* **ENTRIES SUPPLIED**
━━━

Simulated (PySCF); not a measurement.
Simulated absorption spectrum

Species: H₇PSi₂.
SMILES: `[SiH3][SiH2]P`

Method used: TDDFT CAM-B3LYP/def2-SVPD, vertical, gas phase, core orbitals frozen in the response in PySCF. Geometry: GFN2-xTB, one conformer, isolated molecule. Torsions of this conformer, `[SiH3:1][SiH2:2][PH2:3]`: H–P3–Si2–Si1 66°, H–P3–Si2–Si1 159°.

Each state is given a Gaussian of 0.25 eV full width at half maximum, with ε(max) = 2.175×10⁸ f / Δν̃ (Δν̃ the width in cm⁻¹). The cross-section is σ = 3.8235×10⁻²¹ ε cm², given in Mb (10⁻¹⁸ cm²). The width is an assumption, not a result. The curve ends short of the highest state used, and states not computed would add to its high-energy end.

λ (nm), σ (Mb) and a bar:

━━━

Output all records exactly, with nothing added or dropped.

* **ANSWER SPACE**
Simulated (PySCF); not a measurement.
Simulated absorption spectrum

Species: H₇PSi₂.
SMILES: `[SiH3][SiH2]P`

Method used: TDDFT CAM-B3LYP/def2-SVPD, vertical, gas phase, core orbitals frozen in the response in PySCF. Geometry: GFN2-xTB, one conformer, isolated molecule. Torsions of this conformer, `[SiH3:1][SiH2:2][PH2:3]`: H–P3–Si2–Si1 66°, H–P3–Si2–Si1 159°.

Each state is given a Gaussian of 0.25 eV full width at half maximum, with ε(max) = 2.175×10⁸ f / Δν̃ (Δν̃ the width in cm⁻¹). The cross-section is σ = 3.8235×10⁻²¹ ε cm², given in Mb (10⁻¹⁸ cm²). The width is an assumption, not a result. The curve ends short of the highest state used, and states not computed would add to its high-energy end.

λ (nm), σ (Mb) and a bar:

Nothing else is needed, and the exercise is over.